* WORK INSTRUCTION
The answer is every record that follows, printed exactly.

•••••

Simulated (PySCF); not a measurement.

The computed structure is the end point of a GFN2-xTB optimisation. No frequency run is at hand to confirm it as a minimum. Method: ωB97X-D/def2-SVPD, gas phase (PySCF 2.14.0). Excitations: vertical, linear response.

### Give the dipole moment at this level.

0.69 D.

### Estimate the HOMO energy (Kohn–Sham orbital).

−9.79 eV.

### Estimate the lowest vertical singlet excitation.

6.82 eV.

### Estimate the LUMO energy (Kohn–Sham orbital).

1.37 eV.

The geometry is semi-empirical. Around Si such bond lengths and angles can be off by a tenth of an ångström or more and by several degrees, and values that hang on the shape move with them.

•••••

* TASK OUTPUT
Simulated (PySCF); not a measurement.

The computed structure is the end point of a GFN2-xTB optimisation. No frequency run is at hand to confirm it as a minimum. Method: ωB97X-D/def2-SVPD, gas phase (PySCF 2.14.0). Excitations: vertical, linear response.

### Give the dipole moment at this level.

0.69 D.

### Estimate the HOMO energy (Kohn–Sham orbital).

−9.79 eV.

### Estimate the lowest vertical singlet excitation.

6.82 eV.

### Estimate the LUMO energy (Kohn–Sham orbital).

1.37 eV.

The geometry is semi-empirical. Around Si such bond lengths and angles can be off by a tenth of an ångström or more and by several degrees, and values that hang on the shape move with them.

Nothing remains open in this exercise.